# Source data
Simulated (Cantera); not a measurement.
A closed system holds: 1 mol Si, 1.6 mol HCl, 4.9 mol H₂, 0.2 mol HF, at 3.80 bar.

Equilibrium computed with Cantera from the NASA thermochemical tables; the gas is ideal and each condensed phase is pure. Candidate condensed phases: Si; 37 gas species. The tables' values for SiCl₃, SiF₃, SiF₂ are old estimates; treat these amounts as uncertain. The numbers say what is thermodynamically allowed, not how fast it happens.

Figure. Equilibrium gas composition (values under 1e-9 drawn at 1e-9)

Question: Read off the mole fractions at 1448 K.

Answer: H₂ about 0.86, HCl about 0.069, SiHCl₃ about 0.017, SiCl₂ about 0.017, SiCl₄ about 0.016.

# Task item
Print the material above verbatim, first line through the line containing "Question: Read off", both included.

# Result
Simulated (Cantera); not a measurement.
A closed system holds: 1 mol Si, 1.6 mol HCl, 4.9 mol H₂, 0.2 mol HF, at 3.80 bar.

Equilibrium computed with Cantera from the NASA thermochemical tables; the gas is ideal and each condensed phase is pure. Candidate condensed phases: Si; 37 gas species. The tables' values for SiCl₃, SiF₃, SiF₂ are old estimates; treat these amounts as uncertain. The numbers say what is thermodynamically allowed, not how fast it happens.

Figure. Equilibrium gas composition (values under 1e-9 drawn at 1e-9)

Question: Read off the mole fractions at 1448 K.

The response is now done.